◆ SOURCE DATA:
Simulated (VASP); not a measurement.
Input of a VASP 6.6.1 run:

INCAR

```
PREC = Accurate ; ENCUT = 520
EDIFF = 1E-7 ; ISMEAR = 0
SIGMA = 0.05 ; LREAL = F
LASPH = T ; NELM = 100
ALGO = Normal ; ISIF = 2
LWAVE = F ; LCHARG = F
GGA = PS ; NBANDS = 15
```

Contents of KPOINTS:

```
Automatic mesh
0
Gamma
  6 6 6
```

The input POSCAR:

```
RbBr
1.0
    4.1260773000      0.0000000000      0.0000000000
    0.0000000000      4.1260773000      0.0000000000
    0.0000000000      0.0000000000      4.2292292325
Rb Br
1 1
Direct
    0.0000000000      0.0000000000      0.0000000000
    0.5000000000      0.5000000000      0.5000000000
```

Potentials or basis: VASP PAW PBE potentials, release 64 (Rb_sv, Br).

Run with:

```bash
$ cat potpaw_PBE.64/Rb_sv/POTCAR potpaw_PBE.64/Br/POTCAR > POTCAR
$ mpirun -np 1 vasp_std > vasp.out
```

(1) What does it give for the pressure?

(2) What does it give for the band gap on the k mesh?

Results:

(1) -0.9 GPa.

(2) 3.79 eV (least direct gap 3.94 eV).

◆ WORK REQUEST: Return every entry exactly as given.

◆ ANSWER AREA:
Simulated (VASP); not a measurement.
Input of a VASP 6.6.1 run:

INCAR

```
PREC = Accurate ; ENCUT = 520
EDIFF = 1E-7 ; ISMEAR = 0
SIGMA = 0.05 ; LREAL = F
LASPH = T ; NELM = 100
ALGO = Normal ; ISIF = 2
LWAVE = F ; LCHARG = F
GGA = PS ; NBANDS = 15
```

Contents of KPOINTS:

```
Automatic mesh
0
Gamma
  6 6 6
```

The input POSCAR:

```
RbBr
1.0
    4.1260773000      0.0000000000      0.0000000000
    0.0000000000      4.1260773000      0.0000000000
    0.0000000000      0.0000000000      4.2292292325
Rb Br
1 1
Direct
    0.0000000000      0.0000000000      0.0000000000
    0.5000000000      0.5000000000      0.5000000000
```

Potentials or basis: VASP PAW PBE potentials, release 64 (Rb_sv, Br).

Run with:

```bash
$ cat potpaw_PBE.64/Rb_sv/POTCAR potpaw_PBE.64/Br/POTCAR > POTCAR
$ mpirun -np 1 vasp_std > vasp.out
```

(1) What does it give for the pressure?

(2) What does it give for the band gap on the k mesh?

Results:

(1) -0.9 GPa.

(2) 3.79 eV (least direct gap 3.94 eV).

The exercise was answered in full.